**Data excerpts:**
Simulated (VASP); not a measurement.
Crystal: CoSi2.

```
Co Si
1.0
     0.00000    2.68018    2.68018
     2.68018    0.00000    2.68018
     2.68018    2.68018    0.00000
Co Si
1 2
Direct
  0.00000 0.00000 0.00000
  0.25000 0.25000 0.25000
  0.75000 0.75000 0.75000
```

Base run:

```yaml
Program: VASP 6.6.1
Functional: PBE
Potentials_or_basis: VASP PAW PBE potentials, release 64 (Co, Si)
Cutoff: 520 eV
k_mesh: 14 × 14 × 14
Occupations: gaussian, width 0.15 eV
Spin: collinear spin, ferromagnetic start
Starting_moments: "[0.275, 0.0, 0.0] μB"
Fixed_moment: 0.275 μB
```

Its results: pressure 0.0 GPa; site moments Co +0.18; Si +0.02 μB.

**Exercise:** Once you have read the records, output each one exactly as written.

**Written reply:**
Simulated (VASP); not a measurement.
Crystal: CoSi2.

```
Co Si
1.0
     0.00000    2.68018    2.68018
     2.68018    0.00000    2.68018
     2.68018    2.68018    0.00000
Co Si
1 2
Direct
  0.00000 0.00000 0.00000
  0.25000 0.25000 0.25000
  0.75000 0.75000 0.75000
```

Base run:

```yaml
Program: VASP 6.6.1
Functional: PBE
Potentials_or_basis: VASP PAW PBE potentials, release 64 (Co, Si)
Cutoff: 520 eV
k_mesh: 14 × 14 × 14
Occupations: gaussian, width 0.15 eV
Spin: collinear spin, ferromagnetic start
Starting_moments: "[0.275, 0.0, 0.0] μB"
Fixed_moment: 0.275 μB
```

Its results: pressure 0.0 GPa; site moments Co +0.18; Si +0.02 μB.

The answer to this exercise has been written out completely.